▶ [Exercise]: Going from the top of the data below, give again each line through the one containing "Wall time 43", both ends kept.

▶ [The data]:

· · · ·

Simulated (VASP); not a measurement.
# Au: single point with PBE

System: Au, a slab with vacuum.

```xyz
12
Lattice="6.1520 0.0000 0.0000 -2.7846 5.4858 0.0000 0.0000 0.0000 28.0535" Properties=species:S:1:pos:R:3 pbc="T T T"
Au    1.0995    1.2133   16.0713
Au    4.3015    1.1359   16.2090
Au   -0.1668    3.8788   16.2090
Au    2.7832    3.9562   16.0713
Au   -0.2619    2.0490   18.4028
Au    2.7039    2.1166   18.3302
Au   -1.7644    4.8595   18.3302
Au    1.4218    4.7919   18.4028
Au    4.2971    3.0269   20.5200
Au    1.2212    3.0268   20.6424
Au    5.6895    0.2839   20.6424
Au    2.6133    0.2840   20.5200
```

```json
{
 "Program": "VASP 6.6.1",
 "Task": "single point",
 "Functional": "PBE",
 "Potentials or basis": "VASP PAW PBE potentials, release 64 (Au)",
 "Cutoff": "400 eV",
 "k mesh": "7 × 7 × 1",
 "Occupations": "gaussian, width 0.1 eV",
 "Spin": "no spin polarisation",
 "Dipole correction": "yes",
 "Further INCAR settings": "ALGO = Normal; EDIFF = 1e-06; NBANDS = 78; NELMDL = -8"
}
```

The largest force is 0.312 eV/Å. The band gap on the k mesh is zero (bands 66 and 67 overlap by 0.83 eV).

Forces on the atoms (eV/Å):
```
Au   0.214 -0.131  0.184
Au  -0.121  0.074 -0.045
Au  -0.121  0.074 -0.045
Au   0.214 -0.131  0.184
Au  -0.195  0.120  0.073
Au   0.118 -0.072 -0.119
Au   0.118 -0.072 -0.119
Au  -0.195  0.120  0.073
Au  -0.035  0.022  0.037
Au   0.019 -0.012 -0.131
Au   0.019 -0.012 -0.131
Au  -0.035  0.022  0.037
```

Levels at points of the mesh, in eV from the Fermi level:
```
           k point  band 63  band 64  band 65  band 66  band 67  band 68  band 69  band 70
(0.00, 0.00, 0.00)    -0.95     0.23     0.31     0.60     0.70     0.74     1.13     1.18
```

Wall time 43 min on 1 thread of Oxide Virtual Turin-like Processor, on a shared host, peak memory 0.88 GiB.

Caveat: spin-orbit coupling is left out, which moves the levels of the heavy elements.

· · · ·

▶ [Task result]:
Simulated (VASP); not a measurement.
# Au: single point with PBE

System: Au, a slab with vacuum.

```xyz
12
Lattice="6.1520 0.0000 0.0000 -2.7846 5.4858 0.0000 0.0000 0.0000 28.0535" Properties=species:S:1:pos:R:3 pbc="T T T"
Au    1.0995    1.2133   16.0713
Au    4.3015    1.1359   16.2090
Au   -0.1668    3.8788   16.2090
Au    2.7832    3.9562   16.0713
Au   -0.2619    2.0490   18.4028
Au    2.7039    2.1166   18.3302
Au   -1.7644    4.8595   18.3302
Au    1.4218    4.7919   18.4028
Au    4.2971    3.0269   20.5200
Au    1.2212    3.0268   20.6424
Au    5.6895    0.2839   20.6424
Au    2.6133    0.2840   20.5200
```

```json
{
 "Program": "VASP 6.6.1",
 "Task": "single point",
 "Functional": "PBE",
 "Potentials or basis": "VASP PAW PBE potentials, release 64 (Au)",
 "Cutoff": "400 eV",
 "k mesh": "7 × 7 × 1",
 "Occupations": "gaussian, width 0.1 eV",
 "Spin": "no spin polarisation",
 "Dipole correction": "yes",
 "Further INCAR settings": "ALGO = Normal; EDIFF = 1e-06; NBANDS = 78; NELMDL = -8"
}
```

The largest force is 0.312 eV/Å. The band gap on the k mesh is zero (bands 66 and 67 overlap by 0.83 eV).

Forces on the atoms (eV/Å):
```
Au   0.214 -0.131  0.184
Au  -0.121  0.074 -0.045
Au  -0.121  0.074 -0.045
Au   0.214 -0.131  0.184
Au  -0.195  0.120  0.073
Au   0.118 -0.072 -0.119
Au   0.118 -0.072 -0.119
Au  -0.195  0.120  0.073
Au  -0.035  0.022  0.037
Au   0.019 -0.012 -0.131
Au   0.019 -0.012 -0.131
Au  -0.035  0.022  0.037
```

Levels at points of the mesh, in eV from the Fermi level:
```
           k point  band 63  band 64  band 65  band 66  band 67  band 68  band 69  band 70
(0.00, 0.00, 0.00)    -0.95     0.23     0.31     0.60     0.70     0.74     1.13     1.18
```

Wall time 43 min on 1 thread of Oxide Virtual Turin-like Processor, on a shared host, peak memory 0.88 GiB.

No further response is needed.